## WORK INSTRUCTION
The whole listing below should be duplicated exactly, with nothing left out.

## MATERIAL SUPPLIED
►

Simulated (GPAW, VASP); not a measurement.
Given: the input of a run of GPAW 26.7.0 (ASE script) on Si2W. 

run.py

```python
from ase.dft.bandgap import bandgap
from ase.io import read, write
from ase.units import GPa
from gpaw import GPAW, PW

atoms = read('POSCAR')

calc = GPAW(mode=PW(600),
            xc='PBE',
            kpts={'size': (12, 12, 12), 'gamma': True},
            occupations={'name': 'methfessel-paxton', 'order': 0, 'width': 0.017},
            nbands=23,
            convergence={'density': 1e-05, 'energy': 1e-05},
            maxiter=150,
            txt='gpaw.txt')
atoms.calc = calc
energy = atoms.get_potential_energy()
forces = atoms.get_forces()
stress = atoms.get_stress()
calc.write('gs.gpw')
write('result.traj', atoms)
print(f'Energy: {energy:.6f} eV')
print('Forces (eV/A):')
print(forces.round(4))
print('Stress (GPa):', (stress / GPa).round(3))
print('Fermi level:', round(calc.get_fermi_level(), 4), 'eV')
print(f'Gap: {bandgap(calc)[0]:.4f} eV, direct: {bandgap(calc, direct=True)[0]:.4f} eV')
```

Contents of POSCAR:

◄

## EXERCISE RESULT
Simulated (GPAW, VASP); not a measurement.
Given: the input of a run of GPAW 26.7.0 (ASE script) on Si2W. 

run.py

```python
from ase.dft.bandgap import bandgap
from ase.io import read, write
from ase.units import GPa
from gpaw import GPAW, PW

atoms = read('POSCAR')

calc = GPAW(mode=PW(600),
            xc='PBE',
            kpts={'size': (12, 12, 12), 'gamma': True},
            occupations={'name': 'methfessel-paxton', 'order': 0, 'width': 0.017},
            nbands=23,
            convergence={'density': 1e-05, 'energy': 1e-05},
            maxiter=150,
            txt='gpaw.txt')
atoms.calc = calc
energy = atoms.get_potential_energy()
forces = atoms.get_forces()
stress = atoms.get_stress()
calc.write('gs.gpw')
write('result.traj', atoms)
print(f'Energy: {energy:.6f} eV')
print('Forces (eV/A):')
print(forces.round(4))
print('Stress (GPa):', (stress / GPa).round(3))
print('Fermi level:', round(calc.get_fermi_level(), 4), 'eV')
print(f'Gap: {bandgap(calc)[0]:.4f} eV, direct: {bandgap(calc, direct=True)[0]:.4f} eV')
```

Contents of POSCAR:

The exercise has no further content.